**Assignment**
Each line of the material must appear again in the answer, exactly.

# # # # #
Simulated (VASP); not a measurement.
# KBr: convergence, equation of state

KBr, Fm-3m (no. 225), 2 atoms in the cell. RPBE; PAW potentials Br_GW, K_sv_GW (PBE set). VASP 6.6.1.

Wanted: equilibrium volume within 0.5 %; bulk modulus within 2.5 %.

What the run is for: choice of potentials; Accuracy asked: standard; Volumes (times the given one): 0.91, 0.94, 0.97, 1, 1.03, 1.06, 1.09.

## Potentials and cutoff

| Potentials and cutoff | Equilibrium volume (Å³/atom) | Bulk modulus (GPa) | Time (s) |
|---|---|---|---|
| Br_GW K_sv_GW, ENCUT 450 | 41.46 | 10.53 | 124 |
# # # # #

**Task output**
Simulated (VASP); not a measurement.
# KBr: convergence, equation of state

KBr, Fm-3m (no. 225), 2 atoms in the cell. RPBE; PAW potentials Br_GW, K_sv_GW (PBE set). VASP 6.6.1.

Wanted: equilibrium volume within 0.5 %; bulk modulus within 2.5 %.

What the run is for: choice of potentials; Accuracy asked: standard; Volumes (times the given one): 0.91, 0.94, 0.97, 1, 1.03, 1.06, 1.09.

## Potentials and cutoff

| Potentials and cutoff | Equilibrium volume (Å³/atom) | Bulk modulus (GPa) | Time (s) |
|---|---|---|---|
| Br_GW K_sv_GW, ENCUT 450 | 41.46 | 10.53 | 124 |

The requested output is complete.